■ **PROVIDED DATA**
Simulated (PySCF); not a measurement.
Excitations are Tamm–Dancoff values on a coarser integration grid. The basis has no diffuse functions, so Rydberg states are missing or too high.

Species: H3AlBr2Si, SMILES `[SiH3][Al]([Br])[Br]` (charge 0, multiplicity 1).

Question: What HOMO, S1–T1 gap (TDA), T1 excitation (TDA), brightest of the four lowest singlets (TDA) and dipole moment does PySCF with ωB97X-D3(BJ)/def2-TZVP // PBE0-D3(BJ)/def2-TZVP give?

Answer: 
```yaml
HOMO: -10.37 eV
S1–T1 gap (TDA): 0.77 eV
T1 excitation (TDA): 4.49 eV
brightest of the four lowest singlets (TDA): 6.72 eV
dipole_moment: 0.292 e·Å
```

■ **BRIEF**
Would you print exactly the lines from the first line of the entries above through the line that has "Species: H3AlBr2Si, SMILES", both included, and stop there?

■ **RESPONSE BOX**
Simulated (PySCF); not a measurement.
Excitations are Tamm–Dancoff values on a coarser integration grid. The basis has no diffuse functions, so Rydberg states are missing or too high.

Species: H3AlBr2Si, SMILES `[SiH3][Al]([Br])[Br]` (charge 0, multiplicity 1).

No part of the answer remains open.